**ASSIGNMENT:** Every record, from the first to the last, is to be printed again exactly.

**SUPPLIED ENTRIES:**
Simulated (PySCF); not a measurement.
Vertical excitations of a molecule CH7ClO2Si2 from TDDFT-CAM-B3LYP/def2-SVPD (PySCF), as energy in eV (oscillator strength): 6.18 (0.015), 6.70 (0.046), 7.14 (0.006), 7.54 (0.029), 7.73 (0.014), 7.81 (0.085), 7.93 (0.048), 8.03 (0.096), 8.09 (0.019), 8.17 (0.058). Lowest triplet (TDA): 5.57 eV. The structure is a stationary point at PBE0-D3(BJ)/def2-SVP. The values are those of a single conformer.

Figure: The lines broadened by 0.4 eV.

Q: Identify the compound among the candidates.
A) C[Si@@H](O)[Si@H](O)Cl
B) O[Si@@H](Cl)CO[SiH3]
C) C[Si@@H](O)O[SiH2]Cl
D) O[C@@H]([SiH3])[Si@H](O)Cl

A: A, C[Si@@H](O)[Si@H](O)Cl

**WRITTEN RESPONSE:**
Simulated (PySCF); not a measurement.
Vertical excitations of a molecule CH7ClO2Si2 from TDDFT-CAM-B3LYP/def2-SVPD (PySCF), as energy in eV (oscillator strength): 6.18 (0.015), 6.70 (0.046), 7.14 (0.006), 7.54 (0.029), 7.73 (0.014), 7.81 (0.085), 7.93 (0.048), 8.03 (0.096), 8.09 (0.019), 8.17 (0.058). Lowest triplet (TDA): 5.57 eV. The structure is a stationary point at PBE0-D3(BJ)/def2-SVP. The values are those of a single conformer.

Figure: The lines broadened by 0.4 eV.

Q: Identify the compound among the candidates.
A) C[Si@@H](O)[Si@H](O)Cl
B) O[Si@@H](Cl)CO[SiH3]
C) C[Si@@H](O)O[SiH2]Cl
D) O[C@@H]([SiH3])[Si@H](O)Cl

A: A, C[Si@@H](O)[Si@H](O)Cl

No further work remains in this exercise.